-=-=-=-=-

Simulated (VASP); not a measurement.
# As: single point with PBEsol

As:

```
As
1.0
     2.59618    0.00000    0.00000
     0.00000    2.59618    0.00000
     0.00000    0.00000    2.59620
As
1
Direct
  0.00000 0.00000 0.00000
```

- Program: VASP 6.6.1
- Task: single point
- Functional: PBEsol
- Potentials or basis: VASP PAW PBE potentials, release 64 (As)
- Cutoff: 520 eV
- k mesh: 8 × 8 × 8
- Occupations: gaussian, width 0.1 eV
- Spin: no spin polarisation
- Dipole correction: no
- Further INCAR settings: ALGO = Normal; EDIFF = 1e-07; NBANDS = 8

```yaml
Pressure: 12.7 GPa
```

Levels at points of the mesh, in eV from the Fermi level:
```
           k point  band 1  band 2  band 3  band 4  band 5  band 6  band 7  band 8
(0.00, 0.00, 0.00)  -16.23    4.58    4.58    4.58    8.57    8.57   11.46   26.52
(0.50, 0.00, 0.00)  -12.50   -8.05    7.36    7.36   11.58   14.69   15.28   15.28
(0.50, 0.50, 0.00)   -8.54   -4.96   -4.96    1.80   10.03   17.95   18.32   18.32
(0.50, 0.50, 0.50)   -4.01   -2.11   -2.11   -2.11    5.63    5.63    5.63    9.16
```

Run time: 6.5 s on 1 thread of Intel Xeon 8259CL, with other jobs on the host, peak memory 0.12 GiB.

-=-=-=-=-

◆ WORK INSTRUCTION ◆
You are asked to transcribe the complete data exactly.

◆ ANSWER AREA ◆
Simulated (VASP); not a measurement.
# As: single point with PBEsol

As:

```
As
1.0
     2.59618    0.00000    0.00000
     0.00000    2.59618    0.00000
     0.00000    0.00000    2.59620
As
1
Direct
  0.00000 0.00000 0.00000
```

- Program: VASP 6.6.1
- Task: single point
- Functional: PBEsol
- Potentials or basis: VASP PAW PBE potentials, release 64 (As)
- Cutoff: 520 eV
- k mesh: 8 × 8 × 8
- Occupations: gaussian, width 0.1 eV
- Spin: no spin polarisation
- Dipole correction: no
- Further INCAR settings: ALGO = Normal; EDIFF = 1e-07; NBANDS = 8

```yaml
Pressure: 12.7 GPa
```

Levels at points of the mesh, in eV from the Fermi level:
```
           k point  band 1  band 2  band 3  band 4  band 5  band 6  band 7  band 8
(0.00, 0.00, 0.00)  -16.23    4.58    4.58    4.58    8.57    8.57   11.46   26.52
(0.50, 0.00, 0.00)  -12.50   -8.05    7.36    7.36   11.58   14.69   15.28   15.28
(0.50, 0.50, 0.00)   -8.54   -4.96   -4.96    1.80   10.03   17.95   18.32   18.32
(0.50, 0.50, 0.50)   -4.01   -2.11   -2.11   -2.11    5.63    5.63    5.63    9.16
```

Run time: 6.5 s on 1 thread of Intel Xeon 8259CL, with other jobs on the host, peak memory 0.12 GiB.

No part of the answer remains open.